- **WORK TASK**
Each line below must be set down exactly as it stands.

-------- SUPPLIED MATERIAL --------

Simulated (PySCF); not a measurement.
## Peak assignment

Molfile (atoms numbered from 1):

--------

- **YOUR SOLUTION**
Simulated (PySCF); not a measurement.
## Peak assignment

Molfile (atoms numbered from 1):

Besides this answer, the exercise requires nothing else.